Work request>
Print each line from the start of the records below up through the line where "Consider water at" is found, exactly as given.

Supplied records>
╔══
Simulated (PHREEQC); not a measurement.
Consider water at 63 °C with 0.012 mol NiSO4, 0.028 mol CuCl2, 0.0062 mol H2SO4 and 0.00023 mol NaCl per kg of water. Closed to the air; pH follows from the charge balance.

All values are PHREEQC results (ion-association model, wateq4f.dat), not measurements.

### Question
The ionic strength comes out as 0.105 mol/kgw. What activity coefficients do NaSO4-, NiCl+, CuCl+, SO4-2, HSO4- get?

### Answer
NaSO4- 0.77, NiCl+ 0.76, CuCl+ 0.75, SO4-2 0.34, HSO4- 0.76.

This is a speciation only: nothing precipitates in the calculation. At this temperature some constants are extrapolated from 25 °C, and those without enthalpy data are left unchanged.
╚══

Exercise response>
Simulated (PHREEQC); not a measurement.
Consider water at 63 °C with 0.012 mol NiSO4, 0.028 mol CuCl2, 0.0062 mol H2SO4 and 0.00023 mol NaCl per kg of water. Closed to the air; pH follows from the charge balance.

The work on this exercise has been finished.